______
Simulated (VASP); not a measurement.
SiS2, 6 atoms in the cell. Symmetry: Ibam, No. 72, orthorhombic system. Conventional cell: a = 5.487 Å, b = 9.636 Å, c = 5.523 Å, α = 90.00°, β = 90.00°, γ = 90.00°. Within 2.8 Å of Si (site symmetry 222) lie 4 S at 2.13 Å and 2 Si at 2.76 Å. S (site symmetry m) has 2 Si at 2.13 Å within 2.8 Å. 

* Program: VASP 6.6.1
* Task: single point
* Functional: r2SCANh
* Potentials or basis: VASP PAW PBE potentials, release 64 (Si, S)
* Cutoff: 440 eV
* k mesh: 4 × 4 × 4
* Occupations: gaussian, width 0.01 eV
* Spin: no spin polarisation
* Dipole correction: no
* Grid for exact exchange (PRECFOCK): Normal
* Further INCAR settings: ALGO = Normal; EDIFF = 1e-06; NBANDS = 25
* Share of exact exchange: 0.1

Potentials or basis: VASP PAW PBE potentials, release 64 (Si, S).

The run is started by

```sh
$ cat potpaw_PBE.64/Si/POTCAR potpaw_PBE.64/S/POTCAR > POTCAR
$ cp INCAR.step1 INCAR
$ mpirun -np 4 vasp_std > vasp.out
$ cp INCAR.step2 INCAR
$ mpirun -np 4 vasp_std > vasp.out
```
______

## Work request
Down to the last line, give the records again exactly.

## Task output
Simulated (VASP); not a measurement.
SiS2, 6 atoms in the cell. Symmetry: Ibam, No. 72, orthorhombic system. Conventional cell: a = 5.487 Å, b = 9.636 Å, c = 5.523 Å, α = 90.00°, β = 90.00°, γ = 90.00°. Within 2.8 Å of Si (site symmetry 222) lie 4 S at 2.13 Å and 2 Si at 2.76 Å. S (site symmetry m) has 2 Si at 2.13 Å within 2.8 Å. 

* Program: VASP 6.6.1
* Task: single point
* Functional: r2SCANh
* Potentials or basis: VASP PAW PBE potentials, release 64 (Si, S)
* Cutoff: 440 eV
* k mesh: 4 × 4 × 4
* Occupations: gaussian, width 0.01 eV
* Spin: no spin polarisation
* Dipole correction: no
* Grid for exact exchange (PRECFOCK): Normal
* Further INCAR settings: ALGO = Normal; EDIFF = 1e-06; NBANDS = 25
* Share of exact exchange: 0.1

Potentials or basis: VASP PAW PBE potentials, release 64 (Si, S).

The run is started by

```sh
$ cat potpaw_PBE.64/Si/POTCAR potpaw_PBE.64/S/POTCAR > POTCAR
$ cp INCAR.step1 INCAR
$ mpirun -np 4 vasp_std > vasp.out
$ cp INCAR.step2 INCAR
$ mpirun -np 4 vasp_std > vasp.out
```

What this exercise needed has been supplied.